▸ **Dataset records**
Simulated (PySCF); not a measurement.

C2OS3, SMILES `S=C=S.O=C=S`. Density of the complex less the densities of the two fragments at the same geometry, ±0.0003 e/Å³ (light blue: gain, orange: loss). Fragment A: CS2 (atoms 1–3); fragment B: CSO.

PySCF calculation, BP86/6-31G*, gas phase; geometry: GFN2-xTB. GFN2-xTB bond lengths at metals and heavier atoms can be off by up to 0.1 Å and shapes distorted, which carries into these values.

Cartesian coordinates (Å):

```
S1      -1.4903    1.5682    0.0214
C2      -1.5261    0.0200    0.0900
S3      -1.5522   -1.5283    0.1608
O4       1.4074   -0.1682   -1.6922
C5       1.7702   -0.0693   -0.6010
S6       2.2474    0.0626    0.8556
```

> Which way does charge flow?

▸ **Work task**
The data must be output in full, exactly as given.

▸ **Exercise answer**
Simulated (PySCF); not a measurement.

C2OS3, SMILES `S=C=S.O=C=S`. Density of the complex less the densities of the two fragments at the same geometry, ±0.0003 e/Å³ (light blue: gain, orange: loss). Fragment A: CS2 (atoms 1–3); fragment B: CSO.

PySCF calculation, BP86/6-31G*, gas phase; geometry: GFN2-xTB. GFN2-xTB bond lengths at metals and heavier atoms can be off by up to 0.1 Å and shapes distorted, which carries into these values.

Cartesian coordinates (Å):

```
S1      -1.4903    1.5682    0.0214
C2      -1.5261    0.0200    0.0900
S3      -1.5522   -1.5283    0.1608
O4       1.4074   -0.1682   -1.6922
C5       1.7702   -0.0693   -0.6010
S6       2.2474    0.0626    0.8556
```

> Which way does charge flow?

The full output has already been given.